• **DATASET EXCERPTS**
* * * *
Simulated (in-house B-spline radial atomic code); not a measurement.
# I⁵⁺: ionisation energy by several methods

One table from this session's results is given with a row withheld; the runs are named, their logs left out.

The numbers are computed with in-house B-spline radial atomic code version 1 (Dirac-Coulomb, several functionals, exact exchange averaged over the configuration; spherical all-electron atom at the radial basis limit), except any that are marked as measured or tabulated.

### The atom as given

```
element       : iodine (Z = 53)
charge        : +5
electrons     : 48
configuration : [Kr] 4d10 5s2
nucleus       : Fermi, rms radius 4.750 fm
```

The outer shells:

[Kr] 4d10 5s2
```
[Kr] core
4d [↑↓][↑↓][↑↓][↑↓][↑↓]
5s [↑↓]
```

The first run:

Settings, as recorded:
* * * *

The answer should be an exact copy of the lines from the first line of the data through the line with "One table from" and should contain nothing else.

Simulated (in-house B-spline radial atomic code); not a measurement.
# I⁵⁺: ionisation energy by several methods

One table from this session's results is given with a row withheld; the runs are named, their logs left out.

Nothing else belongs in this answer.